-- Opening Marker --

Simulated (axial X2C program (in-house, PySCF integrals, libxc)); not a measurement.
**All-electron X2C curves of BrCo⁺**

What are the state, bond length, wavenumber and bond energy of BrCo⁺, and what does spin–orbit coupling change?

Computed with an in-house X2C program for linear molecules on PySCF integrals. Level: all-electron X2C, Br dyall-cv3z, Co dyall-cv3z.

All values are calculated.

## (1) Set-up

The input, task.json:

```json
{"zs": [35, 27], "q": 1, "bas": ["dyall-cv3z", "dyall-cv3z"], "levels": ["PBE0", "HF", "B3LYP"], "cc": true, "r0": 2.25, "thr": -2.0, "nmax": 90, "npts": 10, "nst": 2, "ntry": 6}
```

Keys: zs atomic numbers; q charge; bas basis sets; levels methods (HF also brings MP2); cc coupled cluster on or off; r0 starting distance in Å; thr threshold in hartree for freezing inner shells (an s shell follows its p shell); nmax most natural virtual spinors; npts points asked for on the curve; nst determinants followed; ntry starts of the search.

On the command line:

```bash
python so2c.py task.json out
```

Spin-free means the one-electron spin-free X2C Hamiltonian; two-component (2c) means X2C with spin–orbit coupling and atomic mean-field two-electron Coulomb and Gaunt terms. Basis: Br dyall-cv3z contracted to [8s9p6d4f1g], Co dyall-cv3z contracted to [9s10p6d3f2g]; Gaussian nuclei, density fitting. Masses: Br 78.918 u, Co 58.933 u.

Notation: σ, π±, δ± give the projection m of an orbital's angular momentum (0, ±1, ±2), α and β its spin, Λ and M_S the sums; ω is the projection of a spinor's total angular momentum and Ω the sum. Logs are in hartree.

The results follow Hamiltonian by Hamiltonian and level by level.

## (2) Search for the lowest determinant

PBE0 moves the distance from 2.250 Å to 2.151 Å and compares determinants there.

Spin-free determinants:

-- Closing Marker --

● **Brief**
Restate, please, word for word the span of records running from the first line to the line bearing "## (2) Search for the lowest determinant", both included, and nothing outside it.

● **Exercise output**
Simulated (axial X2C program (in-house, PySCF integrals, libxc)); not a measurement.
**All-electron X2C curves of BrCo⁺**

What are the state, bond length, wavenumber and bond energy of BrCo⁺, and what does spin–orbit coupling change?

Computed with an in-house X2C program for linear molecules on PySCF integrals. Level: all-electron X2C, Br dyall-cv3z, Co dyall-cv3z.

All values are calculated.

## (1) Set-up

The input, task.json:

```json
{"zs": [35, 27], "q": 1, "bas": ["dyall-cv3z", "dyall-cv3z"], "levels": ["PBE0", "HF", "B3LYP"], "cc": true, "r0": 2.25, "thr": -2.0, "nmax": 90, "npts": 10, "nst": 2, "ntry": 6}
```

Keys: zs atomic numbers; q charge; bas basis sets; levels methods (HF also brings MP2); cc coupled cluster on or off; r0 starting distance in Å; thr threshold in hartree for freezing inner shells (an s shell follows its p shell); nmax most natural virtual spinors; npts points asked for on the curve; nst determinants followed; ntry starts of the search.

On the command line:

```bash
python so2c.py task.json out
```

Spin-free means the one-electron spin-free X2C Hamiltonian; two-component (2c) means X2C with spin–orbit coupling and atomic mean-field two-electron Coulomb and Gaunt terms. Basis: Br dyall-cv3z contracted to [8s9p6d4f1g], Co dyall-cv3z contracted to [9s10p6d3f2g]; Gaussian nuclei, density fitting. Masses: Br 78.918 u, Co 58.933 u.

Notation: σ, π±, δ± give the projection m of an orbital's angular momentum (0, ±1, ±2), α and β its spin, Λ and M_S the sums; ω is the projection of a spinor's total angular momentum and Ω the sum. Logs are in hartree.

The results follow Hamiltonian by Hamiltonian and level by level.

## (2) Search for the lowest determinant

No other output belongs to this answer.